**WORK ITEM**
Would you please restate every record exactly as written?

**INFORMATION SHOWN**
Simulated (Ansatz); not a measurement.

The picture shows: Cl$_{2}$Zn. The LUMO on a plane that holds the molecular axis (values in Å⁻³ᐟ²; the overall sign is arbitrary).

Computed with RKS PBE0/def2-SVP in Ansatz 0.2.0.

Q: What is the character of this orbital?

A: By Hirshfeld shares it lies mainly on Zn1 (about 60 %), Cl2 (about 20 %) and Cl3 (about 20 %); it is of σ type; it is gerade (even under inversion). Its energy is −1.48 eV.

**WORKED SOLUTION**
Simulated (Ansatz); not a measurement.

The picture shows: Cl$_{2}$Zn. The LUMO on a plane that holds the molecular axis (values in Å⁻³ᐟ²; the overall sign is arbitrary).

Computed with RKS PBE0/def2-SVP in Ansatz 0.2.0.

Q: What is the character of this orbital?

A: By Hirshfeld shares it lies mainly on Zn1 (about 60 %), Cl2 (about 20 %) and Cl3 (about 20 %); it is of σ type; it is gerade (even under inversion). Its energy is −1.48 eV.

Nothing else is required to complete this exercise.